* * * *

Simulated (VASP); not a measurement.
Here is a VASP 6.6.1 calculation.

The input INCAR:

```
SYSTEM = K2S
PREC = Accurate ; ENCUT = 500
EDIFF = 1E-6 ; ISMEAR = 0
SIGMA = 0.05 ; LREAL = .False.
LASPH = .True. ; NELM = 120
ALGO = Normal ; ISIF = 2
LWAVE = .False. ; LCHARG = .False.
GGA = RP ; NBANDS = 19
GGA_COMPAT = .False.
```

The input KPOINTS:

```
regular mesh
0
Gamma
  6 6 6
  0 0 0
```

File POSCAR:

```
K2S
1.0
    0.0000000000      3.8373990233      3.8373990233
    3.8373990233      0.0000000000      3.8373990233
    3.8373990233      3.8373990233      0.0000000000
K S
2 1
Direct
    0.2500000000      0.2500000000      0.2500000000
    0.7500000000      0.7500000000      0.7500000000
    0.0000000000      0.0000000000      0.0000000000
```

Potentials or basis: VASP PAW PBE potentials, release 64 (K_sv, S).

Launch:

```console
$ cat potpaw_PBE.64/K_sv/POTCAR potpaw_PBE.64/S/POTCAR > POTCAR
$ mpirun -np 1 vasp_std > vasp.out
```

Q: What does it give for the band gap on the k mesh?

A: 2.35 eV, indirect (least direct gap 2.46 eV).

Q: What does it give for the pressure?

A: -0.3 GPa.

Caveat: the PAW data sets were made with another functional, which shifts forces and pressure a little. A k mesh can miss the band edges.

* * * *

- _WORK REQUEST_:
An exact reproduction of the listing is needed.

- _EXERCISE OUTPUT_:
Simulated (VASP); not a measurement.
Here is a VASP 6.6.1 calculation.

The input INCAR:

```
SYSTEM = K2S
PREC = Accurate ; ENCUT = 500
EDIFF = 1E-6 ; ISMEAR = 0
SIGMA = 0.05 ; LREAL = .False.
LASPH = .True. ; NELM = 120
ALGO = Normal ; ISIF = 2
LWAVE = .False. ; LCHARG = .False.
GGA = RP ; NBANDS = 19
GGA_COMPAT = .False.
```

The input KPOINTS:

```
regular mesh
0
Gamma
  6 6 6
  0 0 0
```

File POSCAR:

```
K2S
1.0
    0.0000000000      3.8373990233      3.8373990233
    3.8373990233      0.0000000000      3.8373990233
    3.8373990233      3.8373990233      0.0000000000
K S
2 1
Direct
    0.2500000000      0.2500000000      0.2500000000
    0.7500000000      0.7500000000      0.7500000000
    0.0000000000      0.0000000000      0.0000000000
```

Potentials or basis: VASP PAW PBE potentials, release 64 (K_sv, S).

Launch:

```console
$ cat potpaw_PBE.64/K_sv/POTCAR potpaw_PBE.64/S/POTCAR > POTCAR
$ mpirun -np 1 vasp_std > vasp.out
```

Q: What does it give for the band gap on the k mesh?

A: 2.35 eV, indirect (least direct gap 2.46 eV).

Q: What does it give for the pressure?

A: -0.3 GPa.

Caveat: the PAW data sets were made with another functional, which shifts forces and pressure a little. A k mesh can miss the band edges.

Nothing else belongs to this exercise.